• WORK ITEM:
The full set of records must be set down verbatim.

• GIVEN RECORDS:
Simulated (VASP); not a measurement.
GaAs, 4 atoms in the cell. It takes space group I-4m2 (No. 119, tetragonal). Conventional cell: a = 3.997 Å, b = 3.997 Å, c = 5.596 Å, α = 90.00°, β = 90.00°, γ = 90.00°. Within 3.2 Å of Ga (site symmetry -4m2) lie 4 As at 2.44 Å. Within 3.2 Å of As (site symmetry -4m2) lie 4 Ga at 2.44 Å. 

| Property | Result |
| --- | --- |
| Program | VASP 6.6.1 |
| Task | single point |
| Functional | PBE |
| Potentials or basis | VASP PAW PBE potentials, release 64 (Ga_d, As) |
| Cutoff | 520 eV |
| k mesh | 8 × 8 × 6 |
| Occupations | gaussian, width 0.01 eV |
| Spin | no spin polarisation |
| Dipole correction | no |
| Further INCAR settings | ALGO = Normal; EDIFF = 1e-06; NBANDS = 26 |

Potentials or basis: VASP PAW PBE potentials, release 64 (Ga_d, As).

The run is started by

• RESULT:
Simulated (VASP); not a measurement.
GaAs, 4 atoms in the cell. It takes space group I-4m2 (No. 119, tetragonal). Conventional cell: a = 3.997 Å, b = 3.997 Å, c = 5.596 Å, α = 90.00°, β = 90.00°, γ = 90.00°. Within 3.2 Å of Ga (site symmetry -4m2) lie 4 As at 2.44 Å. Within 3.2 Å of As (site symmetry -4m2) lie 4 Ga at 2.44 Å. 

| Property | Result |
| --- | --- |
| Program | VASP 6.6.1 |
| Task | single point |
| Functional | PBE |
| Potentials or basis | VASP PAW PBE potentials, release 64 (Ga_d, As) |
| Cutoff | 520 eV |
| k mesh | 8 × 8 × 6 |
| Occupations | gaussian, width 0.01 eV |
| Spin | no spin polarisation |
| Dipole correction | no |
| Further INCAR settings | ALGO = Normal; EDIFF = 1e-06; NBANDS = 26 |

Potentials or basis: VASP PAW PBE potentials, release 64 (Ga_d, As).

The run is started by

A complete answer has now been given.